WORK ITEM ::
Please write each record out again word for word.

EXTRACTED INFORMATION section start

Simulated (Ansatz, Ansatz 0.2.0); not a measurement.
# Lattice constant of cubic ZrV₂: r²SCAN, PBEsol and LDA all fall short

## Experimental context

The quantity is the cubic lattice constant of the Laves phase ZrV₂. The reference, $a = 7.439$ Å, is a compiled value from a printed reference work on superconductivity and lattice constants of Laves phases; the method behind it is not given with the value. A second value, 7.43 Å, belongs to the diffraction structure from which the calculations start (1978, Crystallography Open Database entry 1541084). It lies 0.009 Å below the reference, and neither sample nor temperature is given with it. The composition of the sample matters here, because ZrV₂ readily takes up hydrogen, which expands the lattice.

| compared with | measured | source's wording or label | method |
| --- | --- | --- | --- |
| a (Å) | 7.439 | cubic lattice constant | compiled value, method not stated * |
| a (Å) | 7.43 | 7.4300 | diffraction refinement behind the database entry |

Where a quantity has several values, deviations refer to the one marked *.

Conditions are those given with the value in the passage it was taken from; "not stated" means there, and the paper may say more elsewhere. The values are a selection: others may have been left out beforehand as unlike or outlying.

EXTRACTED INFORMATION section end

TASK RESPONSE ::
Simulated (Ansatz, Ansatz 0.2.0); not a measurement.
# Lattice constant of cubic ZrV₂: r²SCAN, PBEsol and LDA all fall short

## Experimental context

The quantity is the cubic lattice constant of the Laves phase ZrV₂. The reference, $a = 7.439$ Å, is a compiled value from a printed reference work on superconductivity and lattice constants of Laves phases; the method behind it is not given with the value. A second value, 7.43 Å, belongs to the diffraction structure from which the calculations start (1978, Crystallography Open Database entry 1541084). It lies 0.009 Å below the reference, and neither sample nor temperature is given with it. The composition of the sample matters here, because ZrV₂ readily takes up hydrogen, which expands the lattice.

| compared with | measured | source's wording or label | method |
| --- | --- | --- | --- |
| a (Å) | 7.439 | cubic lattice constant | compiled value, method not stated * |
| a (Å) | 7.43 | 7.4300 | diffraction refinement behind the database entry |

Where a quantity has several values, deviations refer to the one marked *.

Conditions are those given with the value in the passage it was taken from; "not stated" means there, and the paper may say more elsewhere. The values are a selection: others may have been left out beforehand as unlike or outlying.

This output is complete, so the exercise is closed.